*** Block opens ***

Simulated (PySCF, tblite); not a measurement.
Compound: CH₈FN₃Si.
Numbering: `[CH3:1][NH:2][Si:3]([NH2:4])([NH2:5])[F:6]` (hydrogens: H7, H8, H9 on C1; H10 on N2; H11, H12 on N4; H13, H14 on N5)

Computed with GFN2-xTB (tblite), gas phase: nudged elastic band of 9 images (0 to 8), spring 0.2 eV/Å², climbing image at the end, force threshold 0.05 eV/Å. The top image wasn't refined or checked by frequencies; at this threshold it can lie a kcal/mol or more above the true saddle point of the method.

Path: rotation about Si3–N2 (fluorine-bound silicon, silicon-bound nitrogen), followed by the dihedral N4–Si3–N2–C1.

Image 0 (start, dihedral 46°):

*** Block closes ***

* [WORK INSTRUCTION]: Each entry above is to be repeated exactly as it appears.

* [WRITTEN RESPONSE]:
Simulated (PySCF, tblite); not a measurement.
Compound: CH₈FN₃Si.
Numbering: `[CH3:1][NH:2][Si:3]([NH2:4])([NH2:5])[F:6]` (hydrogens: H7, H8, H9 on C1; H10 on N2; H11, H12 on N4; H13, H14 on N5)

Computed with GFN2-xTB (tblite), gas phase: nudged elastic band of 9 images (0 to 8), spring 0.2 eV/Å², climbing image at the end, force threshold 0.05 eV/Å. The top image wasn't refined or checked by frequencies; at this threshold it can lie a kcal/mol or more above the true saddle point of the method.

Path: rotation about Si3–N2 (fluorine-bound silicon, silicon-bound nitrogen), followed by the dihedral N4–Si3–N2–C1.

Image 0 (start, dihedral 46°):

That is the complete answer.